**Given entries**:
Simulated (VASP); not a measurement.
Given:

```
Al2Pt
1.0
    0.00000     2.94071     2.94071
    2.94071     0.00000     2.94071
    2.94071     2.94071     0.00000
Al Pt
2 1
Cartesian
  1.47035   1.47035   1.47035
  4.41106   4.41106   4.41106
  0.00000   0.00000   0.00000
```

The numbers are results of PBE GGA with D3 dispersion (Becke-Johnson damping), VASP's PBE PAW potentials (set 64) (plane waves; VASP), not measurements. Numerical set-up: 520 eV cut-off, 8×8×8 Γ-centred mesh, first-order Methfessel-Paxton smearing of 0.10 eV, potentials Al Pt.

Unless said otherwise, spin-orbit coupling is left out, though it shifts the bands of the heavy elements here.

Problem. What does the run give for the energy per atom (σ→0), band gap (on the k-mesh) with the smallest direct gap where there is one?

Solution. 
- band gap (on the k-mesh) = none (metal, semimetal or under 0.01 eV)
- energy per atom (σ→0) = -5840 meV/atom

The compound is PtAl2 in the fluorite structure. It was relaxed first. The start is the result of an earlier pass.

**Activity**: Please reply with an exact copy of the lines above, starting at the first and ending at the line that holds "- energy per atom (σ→0) = -5840 meV/atom".

**Task response**:
Simulated (VASP); not a measurement.
Given:

```
Al2Pt
1.0
    0.00000     2.94071     2.94071
    2.94071     0.00000     2.94071
    2.94071     2.94071     0.00000
Al Pt
2 1
Cartesian
  1.47035   1.47035   1.47035
  4.41106   4.41106   4.41106
  0.00000   0.00000   0.00000
```

The numbers are results of PBE GGA with D3 dispersion (Becke-Johnson damping), VASP's PBE PAW potentials (set 64) (plane waves; VASP), not measurements. Numerical set-up: 520 eV cut-off, 8×8×8 Γ-centred mesh, first-order Methfessel-Paxton smearing of 0.10 eV, potentials Al Pt.

Unless said otherwise, spin-orbit coupling is left out, though it shifts the bands of the heavy elements here.

Problem. What does the run give for the energy per atom (σ→0), band gap (on the k-mesh) with the smallest direct gap where there is one?

Solution. 
- band gap (on the k-mesh) = none (metal, semimetal or under 0.01 eV)
- energy per atom (σ→0) = -5840 meV/atom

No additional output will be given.